§ **Task item**
Each record below is to be restated word for word.

§ **Listed records**
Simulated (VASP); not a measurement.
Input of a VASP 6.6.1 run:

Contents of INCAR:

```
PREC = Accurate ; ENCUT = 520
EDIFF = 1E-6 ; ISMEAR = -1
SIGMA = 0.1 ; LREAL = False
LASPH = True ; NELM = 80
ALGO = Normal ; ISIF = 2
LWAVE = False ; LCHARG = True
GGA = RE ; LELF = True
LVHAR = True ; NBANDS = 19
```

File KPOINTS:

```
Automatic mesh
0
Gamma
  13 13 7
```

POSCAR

§ **Exercise result**
Simulated (VASP); not a measurement.
Input of a VASP 6.6.1 run:

Contents of INCAR:

```
PREC = Accurate ; ENCUT = 520
EDIFF = 1E-6 ; ISMEAR = -1
SIGMA = 0.1 ; LREAL = False
LASPH = True ; NELM = 80
ALGO = Normal ; ISIF = 2
LWAVE = False ; LCHARG = True
GGA = RE ; LELF = True
LVHAR = True ; NBANDS = 19
```

File KPOINTS:

```
Automatic mesh
0
Gamma
  13 13 7
```

POSCAR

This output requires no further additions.